Task item: Your response should be the complete data, transcribed exactly.

§ §

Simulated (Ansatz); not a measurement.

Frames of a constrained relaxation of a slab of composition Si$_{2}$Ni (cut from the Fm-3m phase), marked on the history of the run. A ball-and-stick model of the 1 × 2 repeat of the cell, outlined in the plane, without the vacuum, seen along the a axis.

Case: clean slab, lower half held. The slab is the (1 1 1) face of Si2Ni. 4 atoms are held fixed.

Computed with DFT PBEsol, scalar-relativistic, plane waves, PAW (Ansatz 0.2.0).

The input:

§ §

Exercise output:
Simulated (Ansatz); not a measurement.

Frames of a constrained relaxation of a slab of composition Si$_{2}$Ni (cut from the Fm-3m phase), marked on the history of the run. A ball-and-stick model of the 1 × 2 repeat of the cell, outlined in the plane, without the vacuum, seen along the a axis.

Case: clean slab, lower half held. The slab is the (1 1 1) face of Si2Ni. 4 atoms are held fixed.

Computed with DFT PBEsol, scalar-relativistic, plane waves, PAW (Ansatz 0.2.0).

The input:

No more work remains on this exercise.